BRIEF:
Go through the listing below from its first line and repeat each line exactly, ending at the line containing "Basis | pw |" and including it.

INFORMATION SHOWN:
┄┄┄┄┄┄

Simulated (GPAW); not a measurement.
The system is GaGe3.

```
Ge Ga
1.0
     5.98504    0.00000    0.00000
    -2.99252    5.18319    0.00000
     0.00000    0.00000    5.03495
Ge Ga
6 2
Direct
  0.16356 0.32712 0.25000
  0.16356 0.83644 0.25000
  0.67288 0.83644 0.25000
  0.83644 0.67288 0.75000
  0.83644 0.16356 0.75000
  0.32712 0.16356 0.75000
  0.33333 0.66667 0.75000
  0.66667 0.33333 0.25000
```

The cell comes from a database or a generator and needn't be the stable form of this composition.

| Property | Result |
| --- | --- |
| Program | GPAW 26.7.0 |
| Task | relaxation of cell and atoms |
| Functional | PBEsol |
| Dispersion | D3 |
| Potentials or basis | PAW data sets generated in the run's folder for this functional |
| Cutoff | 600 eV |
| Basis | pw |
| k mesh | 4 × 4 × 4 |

┄┄┄┄┄┄

YOUR RESPONSE:
Simulated (GPAW); not a measurement.
The system is GaGe3.

```
Ge Ga
1.0
     5.98504    0.00000    0.00000
    -2.99252    5.18319    0.00000
     0.00000    0.00000    5.03495
Ge Ga
6 2
Direct
  0.16356 0.32712 0.25000
  0.16356 0.83644 0.25000
  0.67288 0.83644 0.25000
  0.83644 0.67288 0.75000
  0.83644 0.16356 0.75000
  0.32712 0.16356 0.75000
  0.33333 0.66667 0.75000
  0.66667 0.33333 0.25000
```

The cell comes from a database or a generator and needn't be the stable form of this composition.

| Property | Result |
| --- | --- |
| Program | GPAW 26.7.0 |
| Task | relaxation of cell and atoms |
| Functional | PBEsol |
| Dispersion | D3 |
| Potentials or basis | PAW data sets generated in the run's folder for this functional |
| Cutoff | 600 eV |
| Basis | pw |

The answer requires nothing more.